Work item: Identical copies of all the records below are needed.

=== Begin Enclosure ===

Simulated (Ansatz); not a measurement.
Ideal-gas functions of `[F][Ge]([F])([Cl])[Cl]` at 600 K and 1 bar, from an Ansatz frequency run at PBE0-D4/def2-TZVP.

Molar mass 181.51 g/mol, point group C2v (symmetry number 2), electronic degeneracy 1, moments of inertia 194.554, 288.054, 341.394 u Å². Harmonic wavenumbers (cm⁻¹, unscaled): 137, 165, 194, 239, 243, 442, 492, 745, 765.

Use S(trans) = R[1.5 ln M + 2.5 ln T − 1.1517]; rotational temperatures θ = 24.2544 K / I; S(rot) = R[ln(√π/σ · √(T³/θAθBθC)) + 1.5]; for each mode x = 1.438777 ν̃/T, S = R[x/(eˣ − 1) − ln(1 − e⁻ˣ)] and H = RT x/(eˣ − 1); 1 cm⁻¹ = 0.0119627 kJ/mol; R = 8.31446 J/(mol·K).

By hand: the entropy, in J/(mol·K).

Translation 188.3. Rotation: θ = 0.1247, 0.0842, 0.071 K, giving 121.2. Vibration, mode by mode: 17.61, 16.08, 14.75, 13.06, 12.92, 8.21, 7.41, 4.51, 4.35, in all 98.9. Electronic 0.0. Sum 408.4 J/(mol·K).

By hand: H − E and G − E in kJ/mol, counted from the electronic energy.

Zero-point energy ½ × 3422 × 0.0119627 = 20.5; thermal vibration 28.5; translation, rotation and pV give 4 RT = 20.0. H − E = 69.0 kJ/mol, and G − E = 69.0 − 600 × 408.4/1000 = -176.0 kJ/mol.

=== End Enclosure ===

Task solution:
Simulated (Ansatz); not a measurement.
Ideal-gas functions of `[F][Ge]([F])([Cl])[Cl]` at 600 K and 1 bar, from an Ansatz frequency run at PBE0-D4/def2-TZVP.

Molar mass 181.51 g/mol, point group C2v (symmetry number 2), electronic degeneracy 1, moments of inertia 194.554, 288.054, 341.394 u Å². Harmonic wavenumbers (cm⁻¹, unscaled): 137, 165, 194, 239, 243, 442, 492, 745, 765.

Use S(trans) = R[1.5 ln M + 2.5 ln T − 1.1517]; rotational temperatures θ = 24.2544 K / I; S(rot) = R[ln(√π/σ · √(T³/θAθBθC)) + 1.5]; for each mode x = 1.438777 ν̃/T, S = R[x/(eˣ − 1) − ln(1 − e⁻ˣ)] and H = RT x/(eˣ − 1); 1 cm⁻¹ = 0.0119627 kJ/mol; R = 8.31446 J/(mol·K).

By hand: the entropy, in J/(mol·K).

Translation 188.3. Rotation: θ = 0.1247, 0.0842, 0.071 K, giving 121.2. Vibration, mode by mode: 17.61, 16.08, 14.75, 13.06, 12.92, 8.21, 7.41, 4.51, 4.35, in all 98.9. Electronic 0.0. Sum 408.4 J/(mol·K).

By hand: H − E and G − E in kJ/mol, counted from the electronic energy.

Zero-point energy ½ × 3422 × 0.0119627 = 20.5; thermal vibration 28.5; translation, rotation and pV give 4 RT = 20.0. H − E = 69.0 kJ/mol, and G − E = 69.0 − 600 × 408.4/1000 = -176.0 kJ/mol.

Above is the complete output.